### Raw data ###

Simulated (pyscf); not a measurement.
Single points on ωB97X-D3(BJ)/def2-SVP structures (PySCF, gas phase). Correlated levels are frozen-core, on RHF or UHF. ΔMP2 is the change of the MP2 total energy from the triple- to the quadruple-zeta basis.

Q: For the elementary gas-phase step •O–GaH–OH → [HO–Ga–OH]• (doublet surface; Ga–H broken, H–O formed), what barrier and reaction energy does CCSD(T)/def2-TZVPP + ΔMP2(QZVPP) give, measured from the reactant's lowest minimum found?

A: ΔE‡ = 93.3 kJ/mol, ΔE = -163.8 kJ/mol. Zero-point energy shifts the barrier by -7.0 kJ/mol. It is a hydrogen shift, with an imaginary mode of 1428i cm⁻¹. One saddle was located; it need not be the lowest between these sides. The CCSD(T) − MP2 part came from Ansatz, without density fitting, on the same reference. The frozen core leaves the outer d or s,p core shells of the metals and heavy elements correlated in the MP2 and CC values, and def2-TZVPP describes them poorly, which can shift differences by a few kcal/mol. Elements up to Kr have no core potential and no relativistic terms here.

###

Lines to set down from above: the line with "Single points on", the line with "Q: For the elementary", and every line between, each exactly as written.

Single points on ωB97X-D3(BJ)/def2-SVP structures (PySCF, gas phase). Correlated levels are frozen-core, on RHF or UHF. ΔMP2 is the change of the MP2 total energy from the triple- to the quadruple-zeta basis.

Q: For the elementary gas-phase step •O–GaH–OH → [HO–Ga–OH]• (doublet surface; Ga–H broken, H–O formed), what barrier and reaction energy does CCSD(T)/def2-TZVPP + ΔMP2(QZVPP) give, measured from the reactant's lowest minimum found?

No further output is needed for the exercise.